Brief:
Every entry, from first to last, is to be written out exactly.

Study material:
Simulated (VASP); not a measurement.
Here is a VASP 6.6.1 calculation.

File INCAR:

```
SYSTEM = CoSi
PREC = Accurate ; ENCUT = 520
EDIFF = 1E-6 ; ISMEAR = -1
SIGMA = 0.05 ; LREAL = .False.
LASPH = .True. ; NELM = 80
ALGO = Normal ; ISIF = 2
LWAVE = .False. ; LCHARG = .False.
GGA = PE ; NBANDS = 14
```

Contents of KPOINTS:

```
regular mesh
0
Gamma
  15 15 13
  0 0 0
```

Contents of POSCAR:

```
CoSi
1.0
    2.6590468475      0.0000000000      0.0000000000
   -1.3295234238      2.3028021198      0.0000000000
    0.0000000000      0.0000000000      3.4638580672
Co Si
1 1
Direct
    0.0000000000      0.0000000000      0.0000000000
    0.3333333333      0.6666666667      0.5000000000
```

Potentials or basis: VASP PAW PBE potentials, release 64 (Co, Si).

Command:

Written response:
Simulated (VASP); not a measurement.
Here is a VASP 6.6.1 calculation.

File INCAR:

```
SYSTEM = CoSi
PREC = Accurate ; ENCUT = 520
EDIFF = 1E-6 ; ISMEAR = -1
SIGMA = 0.05 ; LREAL = .False.
LASPH = .True. ; NELM = 80
ALGO = Normal ; ISIF = 2
LWAVE = .False. ; LCHARG = .False.
GGA = PE ; NBANDS = 14
```

Contents of KPOINTS:

```
regular mesh
0
Gamma
  15 15 13
  0 0 0
```

Contents of POSCAR:

```
CoSi
1.0
    2.6590468475      0.0000000000      0.0000000000
   -1.3295234238      2.3028021198      0.0000000000
    0.0000000000      0.0000000000      3.4638580672
Co Si
1 1
Direct
    0.0000000000      0.0000000000      0.0000000000
    0.3333333333      0.6666666667      0.5000000000
```

Potentials or basis: VASP PAW PBE potentials, release 64 (Co, Si).

Command:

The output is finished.